*** Opening of Given records ***

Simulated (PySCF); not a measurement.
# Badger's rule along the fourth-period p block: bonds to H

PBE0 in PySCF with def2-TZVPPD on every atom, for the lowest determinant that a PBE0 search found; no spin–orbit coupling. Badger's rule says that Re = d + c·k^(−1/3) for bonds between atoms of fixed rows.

*** Close of Given records ***

* Requirement
Go through the records above and set each one down exactly, please.

* Exercise response
Simulated (PySCF); not a measurement.
# Badger's rule along the fourth-period p block: bonds to H

PBE0 in PySCF with def2-TZVPPD on every atom, for the lowest determinant that a PBE0 search found; no spin–orbit coupling. Badger's rule says that Re = d + c·k^(−1/3) for bonds between atoms of fixed rows.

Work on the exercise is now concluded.